→ Activity:
Every line of the material is to be set down exactly as written.

→ Information given:
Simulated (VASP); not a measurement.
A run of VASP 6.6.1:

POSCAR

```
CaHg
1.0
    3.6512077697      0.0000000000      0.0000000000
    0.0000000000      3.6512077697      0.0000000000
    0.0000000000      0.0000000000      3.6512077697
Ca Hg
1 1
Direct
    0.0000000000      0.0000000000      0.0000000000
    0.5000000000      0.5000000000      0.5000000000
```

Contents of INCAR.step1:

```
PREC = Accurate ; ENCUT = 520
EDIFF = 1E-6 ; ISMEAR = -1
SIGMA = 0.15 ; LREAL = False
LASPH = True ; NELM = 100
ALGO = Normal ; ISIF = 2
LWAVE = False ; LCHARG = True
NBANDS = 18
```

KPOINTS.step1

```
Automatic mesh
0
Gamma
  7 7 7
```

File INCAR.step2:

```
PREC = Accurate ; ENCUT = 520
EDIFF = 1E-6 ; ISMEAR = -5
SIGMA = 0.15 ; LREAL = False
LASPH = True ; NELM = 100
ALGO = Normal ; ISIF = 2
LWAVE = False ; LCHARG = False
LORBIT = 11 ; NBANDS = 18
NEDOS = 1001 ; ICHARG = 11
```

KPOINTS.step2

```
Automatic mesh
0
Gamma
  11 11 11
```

→ Exercise response:
Simulated (VASP); not a measurement.
A run of VASP 6.6.1:

POSCAR

```
CaHg
1.0
    3.6512077697      0.0000000000      0.0000000000
    0.0000000000      3.6512077697      0.0000000000
    0.0000000000      0.0000000000      3.6512077697
Ca Hg
1 1
Direct
    0.0000000000      0.0000000000      0.0000000000
    0.5000000000      0.5000000000      0.5000000000
```

Contents of INCAR.step1:

```
PREC = Accurate ; ENCUT = 520
EDIFF = 1E-6 ; ISMEAR = -1
SIGMA = 0.15 ; LREAL = False
LASPH = True ; NELM = 100
ALGO = Normal ; ISIF = 2
LWAVE = False ; LCHARG = True
NBANDS = 18
```

KPOINTS.step1

```
Automatic mesh
0
Gamma
  7 7 7
```

File INCAR.step2:

```
PREC = Accurate ; ENCUT = 520
EDIFF = 1E-6 ; ISMEAR = -5
SIGMA = 0.15 ; LREAL = False
LASPH = True ; NELM = 100
ALGO = Normal ; ISIF = 2
LWAVE = False ; LCHARG = False
LORBIT = 11 ; NBANDS = 18
NEDOS = 1001 ; ICHARG = 11
```

KPOINTS.step2

```
Automatic mesh
0
Gamma
  11 11 11
```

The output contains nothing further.